### Supplied entries
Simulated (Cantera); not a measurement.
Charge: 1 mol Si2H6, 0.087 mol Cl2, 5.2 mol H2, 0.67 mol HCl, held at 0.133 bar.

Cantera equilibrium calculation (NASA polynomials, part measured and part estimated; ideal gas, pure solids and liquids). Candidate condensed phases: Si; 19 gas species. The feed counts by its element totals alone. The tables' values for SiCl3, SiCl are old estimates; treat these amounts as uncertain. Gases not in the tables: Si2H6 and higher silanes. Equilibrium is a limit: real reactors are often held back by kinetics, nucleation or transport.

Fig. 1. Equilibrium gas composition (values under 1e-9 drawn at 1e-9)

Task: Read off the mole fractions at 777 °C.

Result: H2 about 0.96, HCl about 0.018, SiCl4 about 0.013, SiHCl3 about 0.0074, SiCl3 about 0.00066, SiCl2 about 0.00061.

### Work instruction
Repeat exactly the lines that run from the opening of the listing through the line holding "Charge: 1 mol". Leave out everything else.

### Solution
Simulated (Cantera); not a measurement.
Charge: 1 mol Si2H6, 0.087 mol Cl2, 5.2 mol H2, 0.67 mol HCl, held at 0.133 bar.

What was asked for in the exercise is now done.